ASSIGNMENT: Every entry in the listing below has to be transcribed exactly.

DATA PROVIDED:

---+---

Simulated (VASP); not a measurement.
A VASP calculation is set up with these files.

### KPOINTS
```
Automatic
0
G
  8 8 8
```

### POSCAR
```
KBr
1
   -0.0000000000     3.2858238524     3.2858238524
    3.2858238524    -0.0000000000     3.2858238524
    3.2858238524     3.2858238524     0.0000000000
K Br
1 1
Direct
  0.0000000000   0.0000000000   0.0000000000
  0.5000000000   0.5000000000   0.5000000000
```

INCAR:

---+---

WRITTEN ANSWER:
Simulated (VASP); not a measurement.
A VASP calculation is set up with these files.

### KPOINTS
```
Automatic
0
G
  8 8 8
```

### POSCAR
```
KBr
1
   -0.0000000000     3.2858238524     3.2858238524
    3.2858238524    -0.0000000000     3.2858238524
    3.2858238524     3.2858238524     0.0000000000
K Br
1 1
Direct
  0.0000000000   0.0000000000   0.0000000000
  0.5000000000   0.5000000000   0.5000000000
```

INCAR:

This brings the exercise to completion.